__Assignment__
Retype verbatim the lines of the listing, from the very first through the line with "shells in valence.".

__Record set__
•••••

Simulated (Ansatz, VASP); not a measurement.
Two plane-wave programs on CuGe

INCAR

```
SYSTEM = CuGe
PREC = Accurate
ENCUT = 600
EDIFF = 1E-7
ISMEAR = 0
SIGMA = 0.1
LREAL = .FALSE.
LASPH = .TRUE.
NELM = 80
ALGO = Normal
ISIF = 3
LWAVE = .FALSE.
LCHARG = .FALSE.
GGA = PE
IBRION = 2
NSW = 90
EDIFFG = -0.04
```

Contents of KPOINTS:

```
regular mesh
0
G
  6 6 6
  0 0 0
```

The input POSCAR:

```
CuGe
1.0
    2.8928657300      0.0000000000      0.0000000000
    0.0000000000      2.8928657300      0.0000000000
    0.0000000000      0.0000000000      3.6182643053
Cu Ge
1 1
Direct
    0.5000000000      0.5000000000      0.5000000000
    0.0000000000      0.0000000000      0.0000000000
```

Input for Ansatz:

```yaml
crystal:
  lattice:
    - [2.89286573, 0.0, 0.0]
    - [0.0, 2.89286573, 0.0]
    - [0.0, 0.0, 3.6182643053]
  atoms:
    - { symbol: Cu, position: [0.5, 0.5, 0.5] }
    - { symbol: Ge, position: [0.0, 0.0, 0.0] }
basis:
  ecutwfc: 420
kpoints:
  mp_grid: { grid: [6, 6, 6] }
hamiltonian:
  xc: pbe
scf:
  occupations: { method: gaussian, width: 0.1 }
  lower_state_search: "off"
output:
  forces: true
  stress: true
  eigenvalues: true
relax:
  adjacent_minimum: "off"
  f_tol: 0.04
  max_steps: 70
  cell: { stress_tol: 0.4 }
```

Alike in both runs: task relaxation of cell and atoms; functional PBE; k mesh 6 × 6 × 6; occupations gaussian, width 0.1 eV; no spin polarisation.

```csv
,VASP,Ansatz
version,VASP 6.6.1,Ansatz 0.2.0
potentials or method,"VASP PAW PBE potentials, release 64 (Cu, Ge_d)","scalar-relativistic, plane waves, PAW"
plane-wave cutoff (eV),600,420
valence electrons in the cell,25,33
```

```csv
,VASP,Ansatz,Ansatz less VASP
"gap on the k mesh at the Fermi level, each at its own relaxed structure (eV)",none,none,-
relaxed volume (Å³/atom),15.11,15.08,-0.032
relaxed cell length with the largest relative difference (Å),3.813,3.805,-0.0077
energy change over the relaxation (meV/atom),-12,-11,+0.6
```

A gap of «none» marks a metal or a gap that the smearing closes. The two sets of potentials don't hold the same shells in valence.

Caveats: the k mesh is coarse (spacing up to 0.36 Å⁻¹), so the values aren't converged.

•••••

__Problem solution__
Simulated (Ansatz, VASP); not a measurement.
Two plane-wave programs on CuGe

INCAR

```
SYSTEM = CuGe
PREC = Accurate
ENCUT = 600
EDIFF = 1E-7
ISMEAR = 0
SIGMA = 0.1
LREAL = .FALSE.
LASPH = .TRUE.
NELM = 80
ALGO = Normal
ISIF = 3
LWAVE = .FALSE.
LCHARG = .FALSE.
GGA = PE
IBRION = 2
NSW = 90
EDIFFG = -0.04
```

Contents of KPOINTS:

```
regular mesh
0
G
  6 6 6
  0 0 0
```

The input POSCAR:

```
CuGe
1.0
    2.8928657300      0.0000000000      0.0000000000
    0.0000000000      2.8928657300      0.0000000000
    0.0000000000      0.0000000000      3.6182643053
Cu Ge
1 1
Direct
    0.5000000000      0.5000000000      0.5000000000
    0.0000000000      0.0000000000      0.0000000000
```

Input for Ansatz:

```yaml
crystal:
  lattice:
    - [2.89286573, 0.0, 0.0]
    - [0.0, 2.89286573, 0.0]
    - [0.0, 0.0, 3.6182643053]
  atoms:
    - { symbol: Cu, position: [0.5, 0.5, 0.5] }
    - { symbol: Ge, position: [0.0, 0.0, 0.0] }
basis:
  ecutwfc: 420
kpoints:
  mp_grid: { grid: [6, 6, 6] }
hamiltonian:
  xc: pbe
scf:
  occupations: { method: gaussian, width: 0.1 }
  lower_state_search: "off"
output:
  forces: true
  stress: true
  eigenvalues: true
relax:
  adjacent_minimum: "off"
  f_tol: 0.04
  max_steps: 70
  cell: { stress_tol: 0.4 }
```

Alike in both runs: task relaxation of cell and atoms; functional PBE; k mesh 6 × 6 × 6; occupations gaussian, width 0.1 eV; no spin polarisation.

```csv
,VASP,Ansatz
version,VASP 6.6.1,Ansatz 0.2.0
potentials or method,"VASP PAW PBE potentials, release 64 (Cu, Ge_d)","scalar-relativistic, plane waves, PAW"
plane-wave cutoff (eV),600,420
valence electrons in the cell,25,33
```

```csv
,VASP,Ansatz,Ansatz less VASP
"gap on the k mesh at the Fermi level, each at its own relaxed structure (eV)",none,none,-
relaxed volume (Å³/atom),15.11,15.08,-0.032
relaxed cell length with the largest relative difference (Å),3.813,3.805,-0.0077
energy change over the relaxation (meV/atom),-12,-11,+0.6
```

A gap of «none» marks a metal or a gap that the smearing closes. The two sets of potentials don't hold the same shells in valence.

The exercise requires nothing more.